→ **Brief**: Copy verbatim the material from its first line to the line that holds "A: D (-9.5 GPa), A", including that line.

→ **Dataset records**:
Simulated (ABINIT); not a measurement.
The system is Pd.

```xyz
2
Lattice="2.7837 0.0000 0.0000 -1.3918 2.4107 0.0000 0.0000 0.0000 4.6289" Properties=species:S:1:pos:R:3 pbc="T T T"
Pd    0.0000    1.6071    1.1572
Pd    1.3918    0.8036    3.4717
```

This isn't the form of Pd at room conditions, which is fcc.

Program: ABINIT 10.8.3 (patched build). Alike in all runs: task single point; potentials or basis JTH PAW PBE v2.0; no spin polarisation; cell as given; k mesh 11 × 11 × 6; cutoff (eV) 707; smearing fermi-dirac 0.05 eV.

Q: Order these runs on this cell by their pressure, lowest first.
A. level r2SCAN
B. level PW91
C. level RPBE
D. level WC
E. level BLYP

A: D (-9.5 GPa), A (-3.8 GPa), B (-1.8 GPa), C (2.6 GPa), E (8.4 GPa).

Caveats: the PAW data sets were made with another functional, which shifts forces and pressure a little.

→ **Expected answer**:
Simulated (ABINIT); not a measurement.
The system is Pd.

```xyz
2
Lattice="2.7837 0.0000 0.0000 -1.3918 2.4107 0.0000 0.0000 0.0000 4.6289" Properties=species:S:1:pos:R:3 pbc="T T T"
Pd    0.0000    1.6071    1.1572
Pd    1.3918    0.8036    3.4717
```

This isn't the form of Pd at room conditions, which is fcc.

Program: ABINIT 10.8.3 (patched build). Alike in all runs: task single point; potentials or basis JTH PAW PBE v2.0; no spin polarisation; cell as given; k mesh 11 × 11 × 6; cutoff (eV) 707; smearing fermi-dirac 0.05 eV.

Q: Order these runs on this cell by their pressure, lowest first.
A. level r2SCAN
B. level PW91
C. level RPBE
D. level WC
E. level BLYP

A: D (-9.5 GPa), A (-3.8 GPa), B (-1.8 GPa), C (2.6 GPa), E (8.4 GPa).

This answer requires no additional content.